Exercise:
Repeat exactly the lines of the entries below from the one with "width 0.03 eV |" through the one with "Q: How do energy, volume", both ends included, and nothing else.

------------------------------------------------------------------------

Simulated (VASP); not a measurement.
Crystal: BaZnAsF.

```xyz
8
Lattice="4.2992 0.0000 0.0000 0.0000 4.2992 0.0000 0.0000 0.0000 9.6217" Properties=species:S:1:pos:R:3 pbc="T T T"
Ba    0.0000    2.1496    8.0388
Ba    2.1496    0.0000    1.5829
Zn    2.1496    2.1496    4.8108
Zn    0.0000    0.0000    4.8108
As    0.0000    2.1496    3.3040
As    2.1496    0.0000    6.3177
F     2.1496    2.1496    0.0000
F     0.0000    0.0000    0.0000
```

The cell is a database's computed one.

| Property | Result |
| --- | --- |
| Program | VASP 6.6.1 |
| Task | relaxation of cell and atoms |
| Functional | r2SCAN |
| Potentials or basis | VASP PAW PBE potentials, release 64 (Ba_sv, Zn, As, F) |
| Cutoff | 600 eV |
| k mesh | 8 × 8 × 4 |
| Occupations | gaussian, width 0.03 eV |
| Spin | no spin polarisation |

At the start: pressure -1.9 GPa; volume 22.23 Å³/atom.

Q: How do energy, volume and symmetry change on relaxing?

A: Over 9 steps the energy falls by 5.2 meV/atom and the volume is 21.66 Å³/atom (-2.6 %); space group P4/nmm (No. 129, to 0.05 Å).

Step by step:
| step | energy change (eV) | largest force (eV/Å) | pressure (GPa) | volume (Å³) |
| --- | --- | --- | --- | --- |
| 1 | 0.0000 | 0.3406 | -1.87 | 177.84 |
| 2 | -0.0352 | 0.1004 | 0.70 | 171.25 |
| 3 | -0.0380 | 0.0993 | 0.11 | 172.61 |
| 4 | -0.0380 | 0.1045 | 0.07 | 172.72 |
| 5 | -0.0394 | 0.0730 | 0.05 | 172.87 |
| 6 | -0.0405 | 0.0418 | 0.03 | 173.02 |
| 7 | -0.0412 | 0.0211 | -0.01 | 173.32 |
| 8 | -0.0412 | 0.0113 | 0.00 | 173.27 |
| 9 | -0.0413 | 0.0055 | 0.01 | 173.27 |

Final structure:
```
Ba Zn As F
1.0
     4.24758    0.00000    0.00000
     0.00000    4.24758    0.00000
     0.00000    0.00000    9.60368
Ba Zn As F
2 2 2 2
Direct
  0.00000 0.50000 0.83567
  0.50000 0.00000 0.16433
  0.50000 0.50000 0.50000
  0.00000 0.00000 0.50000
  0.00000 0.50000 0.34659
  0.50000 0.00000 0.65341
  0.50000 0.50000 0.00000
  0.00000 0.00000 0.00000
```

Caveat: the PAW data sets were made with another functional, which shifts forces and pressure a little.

------------------------------------------------------------------------

Written response:
| Occupations | gaussian, width 0.03 eV |
| Spin | no spin polarisation |

At the start: pressure -1.9 GPa; volume 22.23 Å³/atom.

Q: How do energy, volume and symmetry change on relaxing?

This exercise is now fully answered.